§ **Records provided**:
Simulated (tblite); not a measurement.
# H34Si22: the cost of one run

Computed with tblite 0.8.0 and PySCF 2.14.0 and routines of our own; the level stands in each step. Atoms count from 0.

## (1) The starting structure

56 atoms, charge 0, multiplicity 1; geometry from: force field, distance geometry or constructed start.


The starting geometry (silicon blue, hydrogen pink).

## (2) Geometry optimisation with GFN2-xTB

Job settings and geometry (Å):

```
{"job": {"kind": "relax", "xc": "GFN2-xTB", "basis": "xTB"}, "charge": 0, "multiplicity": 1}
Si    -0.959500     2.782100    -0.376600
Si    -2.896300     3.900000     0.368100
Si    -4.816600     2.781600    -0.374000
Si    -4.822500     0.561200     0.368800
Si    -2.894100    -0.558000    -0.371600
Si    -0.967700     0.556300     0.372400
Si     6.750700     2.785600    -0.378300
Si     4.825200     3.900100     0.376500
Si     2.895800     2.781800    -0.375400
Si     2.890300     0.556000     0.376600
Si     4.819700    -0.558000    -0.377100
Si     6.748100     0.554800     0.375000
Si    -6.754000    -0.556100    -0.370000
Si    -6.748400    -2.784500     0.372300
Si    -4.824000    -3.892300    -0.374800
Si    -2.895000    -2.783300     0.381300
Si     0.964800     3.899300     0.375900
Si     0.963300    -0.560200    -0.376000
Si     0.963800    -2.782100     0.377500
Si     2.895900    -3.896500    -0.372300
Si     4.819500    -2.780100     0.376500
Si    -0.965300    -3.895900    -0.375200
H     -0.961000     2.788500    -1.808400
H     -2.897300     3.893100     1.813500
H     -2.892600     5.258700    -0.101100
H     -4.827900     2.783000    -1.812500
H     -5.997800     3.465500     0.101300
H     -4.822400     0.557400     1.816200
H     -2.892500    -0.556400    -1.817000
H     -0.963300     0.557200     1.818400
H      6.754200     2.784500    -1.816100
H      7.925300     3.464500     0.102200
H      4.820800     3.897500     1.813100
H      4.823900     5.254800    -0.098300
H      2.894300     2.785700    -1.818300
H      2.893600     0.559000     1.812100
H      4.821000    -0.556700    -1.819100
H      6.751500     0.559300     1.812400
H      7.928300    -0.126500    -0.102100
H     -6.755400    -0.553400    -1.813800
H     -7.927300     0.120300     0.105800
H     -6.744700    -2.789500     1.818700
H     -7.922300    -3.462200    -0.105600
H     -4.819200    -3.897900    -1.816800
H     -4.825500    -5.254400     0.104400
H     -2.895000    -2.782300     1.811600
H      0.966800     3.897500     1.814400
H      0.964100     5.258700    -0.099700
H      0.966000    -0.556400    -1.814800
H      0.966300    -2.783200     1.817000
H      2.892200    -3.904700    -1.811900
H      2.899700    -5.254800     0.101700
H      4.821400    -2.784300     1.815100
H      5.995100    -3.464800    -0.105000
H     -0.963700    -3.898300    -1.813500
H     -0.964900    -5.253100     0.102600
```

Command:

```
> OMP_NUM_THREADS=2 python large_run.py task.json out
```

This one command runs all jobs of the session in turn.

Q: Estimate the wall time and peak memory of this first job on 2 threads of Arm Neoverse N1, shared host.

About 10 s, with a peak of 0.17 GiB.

§ **Requirement**: Your reply should hold only the lines from the first line of the records through the one with "56 atoms, charge", reproduced word for word.

§ **Worked solution**:
Simulated (tblite); not a measurement.
# H34Si22: the cost of one run

Computed with tblite 0.8.0 and PySCF 2.14.0 and routines of our own; the level stands in each step. Atoms count from 0.

## (1) The starting structure

56 atoms, charge 0, multiplicity 1; geometry from: force field, distance geometry or constructed start.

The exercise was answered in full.